**Assignment:**
From the first line of the data below through the line holding "320 | cm^2/(V s) |", write out each line exactly as it stands.

**Given entries:**
------------------------------------------------
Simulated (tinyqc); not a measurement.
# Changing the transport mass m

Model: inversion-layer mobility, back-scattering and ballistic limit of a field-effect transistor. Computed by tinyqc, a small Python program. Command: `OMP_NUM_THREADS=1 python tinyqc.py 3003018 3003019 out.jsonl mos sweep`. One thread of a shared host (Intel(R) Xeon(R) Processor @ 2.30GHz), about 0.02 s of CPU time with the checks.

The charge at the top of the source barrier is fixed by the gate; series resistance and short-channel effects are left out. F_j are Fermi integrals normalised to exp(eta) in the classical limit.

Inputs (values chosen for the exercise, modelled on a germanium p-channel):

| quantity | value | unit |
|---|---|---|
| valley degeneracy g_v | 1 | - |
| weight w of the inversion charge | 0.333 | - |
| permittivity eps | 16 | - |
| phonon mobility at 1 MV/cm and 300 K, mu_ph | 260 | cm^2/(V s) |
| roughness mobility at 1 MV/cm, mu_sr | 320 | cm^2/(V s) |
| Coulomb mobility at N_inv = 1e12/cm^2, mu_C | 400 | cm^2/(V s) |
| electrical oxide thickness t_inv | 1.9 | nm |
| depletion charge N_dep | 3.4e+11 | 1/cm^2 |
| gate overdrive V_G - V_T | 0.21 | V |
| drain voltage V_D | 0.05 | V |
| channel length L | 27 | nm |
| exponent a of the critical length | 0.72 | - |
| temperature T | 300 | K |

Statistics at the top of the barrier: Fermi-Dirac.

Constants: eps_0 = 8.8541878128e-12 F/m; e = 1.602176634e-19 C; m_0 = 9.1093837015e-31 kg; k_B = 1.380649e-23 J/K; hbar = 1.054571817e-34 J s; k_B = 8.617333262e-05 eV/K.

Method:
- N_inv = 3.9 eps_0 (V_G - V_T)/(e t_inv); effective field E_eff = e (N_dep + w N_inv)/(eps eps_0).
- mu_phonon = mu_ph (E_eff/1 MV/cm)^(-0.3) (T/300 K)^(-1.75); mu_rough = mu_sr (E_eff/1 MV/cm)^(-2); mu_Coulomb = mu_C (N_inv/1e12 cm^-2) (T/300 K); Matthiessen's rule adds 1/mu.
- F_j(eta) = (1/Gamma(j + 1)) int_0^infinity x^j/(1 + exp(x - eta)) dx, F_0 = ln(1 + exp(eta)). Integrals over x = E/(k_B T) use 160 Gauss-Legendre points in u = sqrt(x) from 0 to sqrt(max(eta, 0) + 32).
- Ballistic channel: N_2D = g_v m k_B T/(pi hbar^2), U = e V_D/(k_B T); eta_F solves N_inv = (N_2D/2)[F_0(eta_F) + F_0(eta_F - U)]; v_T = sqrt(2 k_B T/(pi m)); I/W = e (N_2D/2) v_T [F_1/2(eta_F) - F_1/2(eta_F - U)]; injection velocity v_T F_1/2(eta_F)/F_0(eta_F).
------------------------------------------------

**Response area:**
Simulated (tinyqc); not a measurement.
# Changing the transport mass m

Model: inversion-layer mobility, back-scattering and ballistic limit of a field-effect transistor. Computed by tinyqc, a small Python program. Command: `OMP_NUM_THREADS=1 python tinyqc.py 3003018 3003019 out.jsonl mos sweep`. One thread of a shared host (Intel(R) Xeon(R) Processor @ 2.30GHz), about 0.02 s of CPU time with the checks.

The charge at the top of the source barrier is fixed by the gate; series resistance and short-channel effects are left out. F_j are Fermi integrals normalised to exp(eta) in the classical limit.

Inputs (values chosen for the exercise, modelled on a germanium p-channel):

| quantity | value | unit |
|---|---|---|
| valley degeneracy g_v | 1 | - |
| weight w of the inversion charge | 0.333 | - |
| permittivity eps | 16 | - |
| phonon mobility at 1 MV/cm and 300 K, mu_ph | 260 | cm^2/(V s) |
| roughness mobility at 1 MV/cm, mu_sr | 320 | cm^2/(V s) |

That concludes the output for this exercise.